##### RECORDED INFORMATION #####

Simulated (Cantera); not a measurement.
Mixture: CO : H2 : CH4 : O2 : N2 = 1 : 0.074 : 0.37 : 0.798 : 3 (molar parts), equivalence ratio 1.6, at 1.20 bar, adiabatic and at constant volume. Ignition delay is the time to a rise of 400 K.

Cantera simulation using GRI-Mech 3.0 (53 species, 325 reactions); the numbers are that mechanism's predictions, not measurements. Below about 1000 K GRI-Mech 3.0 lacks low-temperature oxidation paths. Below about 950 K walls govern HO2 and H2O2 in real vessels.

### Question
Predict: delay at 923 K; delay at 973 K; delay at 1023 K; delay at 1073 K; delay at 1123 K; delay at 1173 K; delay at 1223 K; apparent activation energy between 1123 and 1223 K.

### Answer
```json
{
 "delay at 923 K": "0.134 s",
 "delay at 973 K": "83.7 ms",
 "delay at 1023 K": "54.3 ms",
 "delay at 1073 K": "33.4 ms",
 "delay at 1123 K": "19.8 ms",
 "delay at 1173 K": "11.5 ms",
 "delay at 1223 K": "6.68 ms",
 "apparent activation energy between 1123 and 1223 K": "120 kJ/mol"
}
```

#####

• WORK TASK:
Give back exactly the lines of the listing, starting with the first and ending with the one bearing "Mixture: CO : H2". Add no other lines.

• TASK RESPONSE:
Simulated (Cantera); not a measurement.
Mixture: CO : H2 : CH4 : O2 : N2 = 1 : 0.074 : 0.37 : 0.798 : 3 (molar parts), equivalence ratio 1.6, at 1.20 bar, adiabatic and at constant volume. Ignition delay is the time to a rise of 400 K.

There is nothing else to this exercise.